⟨

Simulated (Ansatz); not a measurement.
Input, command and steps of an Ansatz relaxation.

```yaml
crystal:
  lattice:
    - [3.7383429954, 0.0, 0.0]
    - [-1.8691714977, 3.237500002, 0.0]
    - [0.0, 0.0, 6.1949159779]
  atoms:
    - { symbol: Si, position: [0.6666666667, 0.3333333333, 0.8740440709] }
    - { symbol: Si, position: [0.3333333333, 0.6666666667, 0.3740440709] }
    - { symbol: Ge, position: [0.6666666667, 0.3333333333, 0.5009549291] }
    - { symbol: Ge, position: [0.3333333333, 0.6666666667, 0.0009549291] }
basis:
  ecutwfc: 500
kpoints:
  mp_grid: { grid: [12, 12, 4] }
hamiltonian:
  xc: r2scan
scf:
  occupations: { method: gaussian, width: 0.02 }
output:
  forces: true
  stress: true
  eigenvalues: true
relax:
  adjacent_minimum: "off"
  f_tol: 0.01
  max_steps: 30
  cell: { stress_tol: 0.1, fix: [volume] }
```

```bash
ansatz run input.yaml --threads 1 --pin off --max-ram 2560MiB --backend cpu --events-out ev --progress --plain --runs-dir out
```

⟩

Required action:
Please write out the entries exactly, keeping every line intact.

Written solution:
Simulated (Ansatz); not a measurement.
Input, command and steps of an Ansatz relaxation.

```yaml
crystal:
  lattice:
    - [3.7383429954, 0.0, 0.0]
    - [-1.8691714977, 3.237500002, 0.0]
    - [0.0, 0.0, 6.1949159779]
  atoms:
    - { symbol: Si, position: [0.6666666667, 0.3333333333, 0.8740440709] }
    - { symbol: Si, position: [0.3333333333, 0.6666666667, 0.3740440709] }
    - { symbol: Ge, position: [0.6666666667, 0.3333333333, 0.5009549291] }
    - { symbol: Ge, position: [0.3333333333, 0.6666666667, 0.0009549291] }
basis:
  ecutwfc: 500
kpoints:
  mp_grid: { grid: [12, 12, 4] }
hamiltonian:
  xc: r2scan
scf:
  occupations: { method: gaussian, width: 0.02 }
output:
  forces: true
  stress: true
  eigenvalues: true
relax:
  adjacent_minimum: "off"
  f_tol: 0.01
  max_steps: 30
  cell: { stress_tol: 0.1, fix: [volume] }
```

```bash
ansatz run input.yaml --threads 1 --pin off --max-ram 2560MiB --backend cpu --events-out ev --progress --plain --runs-dir out
```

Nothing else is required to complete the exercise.